# [INFORMATION]
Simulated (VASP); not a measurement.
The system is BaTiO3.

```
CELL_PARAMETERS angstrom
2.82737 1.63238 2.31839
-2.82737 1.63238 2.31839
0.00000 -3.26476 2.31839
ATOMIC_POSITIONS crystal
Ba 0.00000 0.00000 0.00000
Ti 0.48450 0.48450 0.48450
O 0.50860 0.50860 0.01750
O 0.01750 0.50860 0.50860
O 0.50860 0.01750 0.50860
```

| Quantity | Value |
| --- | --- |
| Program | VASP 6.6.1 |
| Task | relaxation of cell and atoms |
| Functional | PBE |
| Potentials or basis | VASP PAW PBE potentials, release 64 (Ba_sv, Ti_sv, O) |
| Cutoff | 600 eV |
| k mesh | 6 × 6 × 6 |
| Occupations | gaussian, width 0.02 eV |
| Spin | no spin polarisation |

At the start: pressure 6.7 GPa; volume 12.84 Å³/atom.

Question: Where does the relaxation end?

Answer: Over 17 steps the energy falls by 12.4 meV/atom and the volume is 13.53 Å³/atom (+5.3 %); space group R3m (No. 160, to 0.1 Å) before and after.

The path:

# [ACTIVITY]
The expected output is an exact copy of all the records above.

# [YOUR RESPONSE]
Simulated (VASP); not a measurement.
The system is BaTiO3.

```
CELL_PARAMETERS angstrom
2.82737 1.63238 2.31839
-2.82737 1.63238 2.31839
0.00000 -3.26476 2.31839
ATOMIC_POSITIONS crystal
Ba 0.00000 0.00000 0.00000
Ti 0.48450 0.48450 0.48450
O 0.50860 0.50860 0.01750
O 0.01750 0.50860 0.50860
O 0.50860 0.01750 0.50860
```

| Quantity | Value |
| --- | --- |
| Program | VASP 6.6.1 |
| Task | relaxation of cell and atoms |
| Functional | PBE |
| Potentials or basis | VASP PAW PBE potentials, release 64 (Ba_sv, Ti_sv, O) |
| Cutoff | 600 eV |
| k mesh | 6 × 6 × 6 |
| Occupations | gaussian, width 0.02 eV |
| Spin | no spin polarisation |

At the start: pressure 6.7 GPa; volume 12.84 Å³/atom.

Question: Where does the relaxation end?

Answer: Over 17 steps the energy falls by 12.4 meV/atom and the volume is 13.53 Å³/atom (+5.3 %); space group R3m (No. 160, to 0.1 Å) before and after.

The path:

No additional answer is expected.